· · · ·
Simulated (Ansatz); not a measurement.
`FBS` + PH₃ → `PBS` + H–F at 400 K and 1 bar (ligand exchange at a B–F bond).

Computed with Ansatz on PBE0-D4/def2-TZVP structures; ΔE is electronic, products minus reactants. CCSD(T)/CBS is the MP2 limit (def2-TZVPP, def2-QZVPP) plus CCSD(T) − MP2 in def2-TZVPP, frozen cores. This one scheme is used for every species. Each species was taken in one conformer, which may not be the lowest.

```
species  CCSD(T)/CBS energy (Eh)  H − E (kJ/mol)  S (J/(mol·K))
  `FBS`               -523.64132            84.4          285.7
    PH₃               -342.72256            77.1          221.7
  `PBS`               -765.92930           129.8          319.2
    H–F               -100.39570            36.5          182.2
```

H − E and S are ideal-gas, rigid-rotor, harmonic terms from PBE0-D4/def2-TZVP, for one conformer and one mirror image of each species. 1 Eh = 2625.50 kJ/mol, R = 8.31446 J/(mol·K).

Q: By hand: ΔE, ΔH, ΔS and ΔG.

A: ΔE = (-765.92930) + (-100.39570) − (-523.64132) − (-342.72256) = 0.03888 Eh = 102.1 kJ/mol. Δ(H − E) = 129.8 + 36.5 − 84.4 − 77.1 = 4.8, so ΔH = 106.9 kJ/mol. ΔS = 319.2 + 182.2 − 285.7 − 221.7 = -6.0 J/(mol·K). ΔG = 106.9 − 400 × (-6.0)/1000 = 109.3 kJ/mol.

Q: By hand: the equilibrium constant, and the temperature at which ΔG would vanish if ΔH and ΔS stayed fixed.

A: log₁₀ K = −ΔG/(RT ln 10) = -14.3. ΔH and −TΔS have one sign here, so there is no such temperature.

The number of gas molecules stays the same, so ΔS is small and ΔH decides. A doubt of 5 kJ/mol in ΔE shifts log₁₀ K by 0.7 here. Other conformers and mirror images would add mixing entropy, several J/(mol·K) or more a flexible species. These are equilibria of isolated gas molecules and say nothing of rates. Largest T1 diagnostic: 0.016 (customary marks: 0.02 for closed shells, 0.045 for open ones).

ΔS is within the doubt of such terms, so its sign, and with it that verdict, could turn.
· · · ·

| Assignment |
Beginning at the first line of the data above, retype each line until you reach the line containing "a B–F bond).", and include that one too. Add nothing else.

| Task answer |
Simulated (Ansatz); not a measurement.
`FBS` + PH₃ → `PBS` + H–F at 400 K and 1 bar (ligand exchange at a B–F bond).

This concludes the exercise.